# ASSIGNMENT
As the answer, set down the lines below from the one containing "Both states at" through the one containing "3. PBE0/def2-SVP: -462.522824", exactly and inclusively, and no others.

# SUPPLIED INFORMATION
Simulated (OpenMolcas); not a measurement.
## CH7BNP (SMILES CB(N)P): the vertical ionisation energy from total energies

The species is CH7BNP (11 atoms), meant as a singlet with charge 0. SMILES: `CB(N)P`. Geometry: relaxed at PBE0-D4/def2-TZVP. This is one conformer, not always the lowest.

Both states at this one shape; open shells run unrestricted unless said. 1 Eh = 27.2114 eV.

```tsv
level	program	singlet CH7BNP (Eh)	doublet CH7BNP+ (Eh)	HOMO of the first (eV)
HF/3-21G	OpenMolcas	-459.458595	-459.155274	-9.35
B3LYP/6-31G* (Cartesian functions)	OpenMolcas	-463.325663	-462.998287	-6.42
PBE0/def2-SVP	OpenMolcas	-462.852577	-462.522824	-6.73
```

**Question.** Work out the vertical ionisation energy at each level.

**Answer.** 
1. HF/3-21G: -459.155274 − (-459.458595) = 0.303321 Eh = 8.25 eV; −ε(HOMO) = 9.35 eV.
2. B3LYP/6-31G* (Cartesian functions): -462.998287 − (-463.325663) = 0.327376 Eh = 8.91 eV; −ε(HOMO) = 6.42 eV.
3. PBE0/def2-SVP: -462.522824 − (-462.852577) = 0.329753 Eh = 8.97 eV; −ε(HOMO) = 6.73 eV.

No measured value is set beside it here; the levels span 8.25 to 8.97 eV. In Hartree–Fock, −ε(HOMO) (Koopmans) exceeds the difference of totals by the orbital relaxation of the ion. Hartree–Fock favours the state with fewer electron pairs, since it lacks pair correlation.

# EXERCISE ANSWER
Both states at this one shape; open shells run unrestricted unless said. 1 Eh = 27.2114 eV.

```tsv
level	program	singlet CH7BNP (Eh)	doublet CH7BNP+ (Eh)	HOMO of the first (eV)
HF/3-21G	OpenMolcas	-459.458595	-459.155274	-9.35
B3LYP/6-31G* (Cartesian functions)	OpenMolcas	-463.325663	-462.998287	-6.42
PBE0/def2-SVP	OpenMolcas	-462.852577	-462.522824	-6.73
```

**Question.** Work out the vertical ionisation energy at each level.

**Answer.** 
1. HF/3-21G: -459.155274 − (-459.458595) = 0.303321 Eh = 8.25 eV; −ε(HOMO) = 9.35 eV.
2. B3LYP/6-31G* (Cartesian functions): -462.998287 − (-463.325663) = 0.327376 Eh = 8.91 eV; −ε(HOMO) = 6.42 eV.
3. PBE0/def2-SVP: -462.522824 − (-462.852577) = 0.329753 Eh = 8.97 eV; −ε(HOMO) = 6.73 eV.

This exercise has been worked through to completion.